---------- EXTRACTED MATERIAL ----------

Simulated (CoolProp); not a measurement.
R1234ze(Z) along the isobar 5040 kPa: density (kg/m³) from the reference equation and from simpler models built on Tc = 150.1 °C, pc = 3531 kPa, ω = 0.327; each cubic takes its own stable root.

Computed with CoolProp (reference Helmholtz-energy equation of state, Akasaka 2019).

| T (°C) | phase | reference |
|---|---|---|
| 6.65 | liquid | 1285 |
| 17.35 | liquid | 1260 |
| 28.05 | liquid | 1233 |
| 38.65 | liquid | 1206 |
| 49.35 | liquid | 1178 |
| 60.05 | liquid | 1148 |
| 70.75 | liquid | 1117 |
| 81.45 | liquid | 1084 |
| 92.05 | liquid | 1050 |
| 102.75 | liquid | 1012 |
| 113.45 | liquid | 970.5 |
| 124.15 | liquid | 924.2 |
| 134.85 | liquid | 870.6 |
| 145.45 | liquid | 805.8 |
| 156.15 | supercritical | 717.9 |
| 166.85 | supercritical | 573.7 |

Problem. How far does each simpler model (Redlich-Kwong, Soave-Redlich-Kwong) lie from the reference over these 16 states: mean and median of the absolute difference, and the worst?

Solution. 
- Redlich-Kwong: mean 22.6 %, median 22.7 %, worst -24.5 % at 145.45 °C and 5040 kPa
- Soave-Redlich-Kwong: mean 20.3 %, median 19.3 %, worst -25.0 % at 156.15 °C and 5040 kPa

----------

= REQUIRED ACTION =
Each line from the top of the material above, through the one that contains "- Redlich-Kwong: mean", should be restated word for word.

= TASK SOLUTION =
Simulated (CoolProp); not a measurement.
R1234ze(Z) along the isobar 5040 kPa: density (kg/m³) from the reference equation and from simpler models built on Tc = 150.1 °C, pc = 3531 kPa, ω = 0.327; each cubic takes its own stable root.

Computed with CoolProp (reference Helmholtz-energy equation of state, Akasaka 2019).

| T (°C) | phase | reference |
|---|---|---|
| 6.65 | liquid | 1285 |
| 17.35 | liquid | 1260 |
| 28.05 | liquid | 1233 |
| 38.65 | liquid | 1206 |
| 49.35 | liquid | 1178 |
| 60.05 | liquid | 1148 |
| 70.75 | liquid | 1117 |
| 81.45 | liquid | 1084 |
| 92.05 | liquid | 1050 |
| 102.75 | liquid | 1012 |
| 113.45 | liquid | 970.5 |
| 124.15 | liquid | 924.2 |
| 134.85 | liquid | 870.6 |
| 145.45 | liquid | 805.8 |
| 156.15 | supercritical | 717.9 |
| 166.85 | supercritical | 573.7 |

Problem. How far does each simpler model (Redlich-Kwong, Soave-Redlich-Kwong) lie from the reference over these 16 states: mean and median of the absolute difference, and the worst?

Solution. 
- Redlich-Kwong: mean 22.6 %, median 22.7 %, worst -24.5 % at 145.45 °C and 5040 kPa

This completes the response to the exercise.